**Input data**
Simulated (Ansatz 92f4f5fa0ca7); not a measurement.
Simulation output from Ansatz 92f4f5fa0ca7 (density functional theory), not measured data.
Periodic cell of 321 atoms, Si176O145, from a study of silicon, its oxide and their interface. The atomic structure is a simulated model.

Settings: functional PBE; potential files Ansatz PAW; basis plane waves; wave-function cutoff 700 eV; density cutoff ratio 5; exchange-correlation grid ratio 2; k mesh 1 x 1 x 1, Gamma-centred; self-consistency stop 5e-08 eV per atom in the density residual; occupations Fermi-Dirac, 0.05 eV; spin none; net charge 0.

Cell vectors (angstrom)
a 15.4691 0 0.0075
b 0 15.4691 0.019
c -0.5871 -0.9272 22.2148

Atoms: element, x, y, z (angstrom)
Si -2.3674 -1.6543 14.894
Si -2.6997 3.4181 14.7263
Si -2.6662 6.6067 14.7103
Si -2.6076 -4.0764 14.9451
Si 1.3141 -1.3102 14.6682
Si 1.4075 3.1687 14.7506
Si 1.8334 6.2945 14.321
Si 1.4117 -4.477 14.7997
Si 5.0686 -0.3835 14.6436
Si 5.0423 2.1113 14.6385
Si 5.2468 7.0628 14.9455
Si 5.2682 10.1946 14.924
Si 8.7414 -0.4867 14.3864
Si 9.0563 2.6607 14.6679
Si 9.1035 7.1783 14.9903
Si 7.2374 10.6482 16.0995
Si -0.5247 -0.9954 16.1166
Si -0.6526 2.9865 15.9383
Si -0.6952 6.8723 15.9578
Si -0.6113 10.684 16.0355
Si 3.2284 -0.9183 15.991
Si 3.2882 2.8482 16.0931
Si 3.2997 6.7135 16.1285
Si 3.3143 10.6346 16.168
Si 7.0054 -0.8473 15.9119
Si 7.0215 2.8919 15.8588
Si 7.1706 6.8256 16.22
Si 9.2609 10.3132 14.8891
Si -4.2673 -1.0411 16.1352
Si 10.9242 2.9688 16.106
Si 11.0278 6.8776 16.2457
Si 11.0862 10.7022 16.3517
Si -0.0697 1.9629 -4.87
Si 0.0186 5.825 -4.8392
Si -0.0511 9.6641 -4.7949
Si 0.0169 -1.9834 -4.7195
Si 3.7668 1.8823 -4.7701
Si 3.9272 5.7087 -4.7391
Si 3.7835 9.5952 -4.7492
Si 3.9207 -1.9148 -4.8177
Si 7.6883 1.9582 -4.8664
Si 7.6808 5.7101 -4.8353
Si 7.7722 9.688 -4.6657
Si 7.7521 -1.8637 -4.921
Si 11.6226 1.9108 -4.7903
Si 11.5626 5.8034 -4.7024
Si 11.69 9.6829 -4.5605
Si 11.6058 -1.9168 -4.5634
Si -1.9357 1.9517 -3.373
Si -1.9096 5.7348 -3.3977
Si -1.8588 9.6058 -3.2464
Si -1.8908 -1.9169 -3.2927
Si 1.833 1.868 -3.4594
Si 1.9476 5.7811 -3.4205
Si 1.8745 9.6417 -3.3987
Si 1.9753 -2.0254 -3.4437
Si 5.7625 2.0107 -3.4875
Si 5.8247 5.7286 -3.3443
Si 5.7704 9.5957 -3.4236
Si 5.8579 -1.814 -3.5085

**Work item**
Give back exactly the lines of the listing above, starting with its first line and ending with the line that holds "Periodic cell of".

**Expected answer**
Simulated (Ansatz 92f4f5fa0ca7); not a measurement.
Simulation output from Ansatz 92f4f5fa0ca7 (density functional theory), not measured data.
Periodic cell of 321 atoms, Si176O145, from a study of silicon, its oxide and their interface. The atomic structure is a simulated model.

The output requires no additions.